= Beginning of Section =

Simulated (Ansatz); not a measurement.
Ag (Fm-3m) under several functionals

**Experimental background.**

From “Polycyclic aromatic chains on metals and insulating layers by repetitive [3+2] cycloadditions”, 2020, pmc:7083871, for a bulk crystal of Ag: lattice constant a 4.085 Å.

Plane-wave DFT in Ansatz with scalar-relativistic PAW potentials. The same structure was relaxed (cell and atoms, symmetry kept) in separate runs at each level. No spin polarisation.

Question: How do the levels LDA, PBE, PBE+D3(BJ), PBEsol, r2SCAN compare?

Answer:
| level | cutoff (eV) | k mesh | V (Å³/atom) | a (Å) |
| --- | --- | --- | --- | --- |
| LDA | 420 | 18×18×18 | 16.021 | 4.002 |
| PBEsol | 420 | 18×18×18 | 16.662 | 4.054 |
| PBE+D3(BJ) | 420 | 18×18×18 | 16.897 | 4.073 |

= End of Section =

**ASSIGNED TASK**
Restate all of the material, keeping every word intact.

**YOUR RESPONSE**
Simulated (Ansatz); not a measurement.
Ag (Fm-3m) under several functionals

**Experimental background.**

From “Polycyclic aromatic chains on metals and insulating layers by repetitive [3+2] cycloadditions”, 2020, pmc:7083871, for a bulk crystal of Ag: lattice constant a 4.085 Å.

Plane-wave DFT in Ansatz with scalar-relativistic PAW potentials. The same structure was relaxed (cell and atoms, symmetry kept) in separate runs at each level. No spin polarisation.

Question: How do the levels LDA, PBE, PBE+D3(BJ), PBEsol, r2SCAN compare?

Answer:
| level | cutoff (eV) | k mesh | V (Å³/atom) | a (Å) |
| --- | --- | --- | --- | --- |
| LDA | 420 | 18×18×18 | 16.021 | 4.002 |
| PBEsol | 420 | 18×18×18 | 16.662 | 4.054 |
| PBE+D3(BJ) | 420 | 18×18×18 | 16.897 | 4.073 |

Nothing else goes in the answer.